Start of Block

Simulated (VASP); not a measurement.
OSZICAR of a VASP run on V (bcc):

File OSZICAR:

End of Block

Task item -
Repeat the data in its entirety, exactly as written.

Task response -
Simulated (VASP); not a measurement.
OSZICAR of a VASP run on V (bcc):

File OSZICAR:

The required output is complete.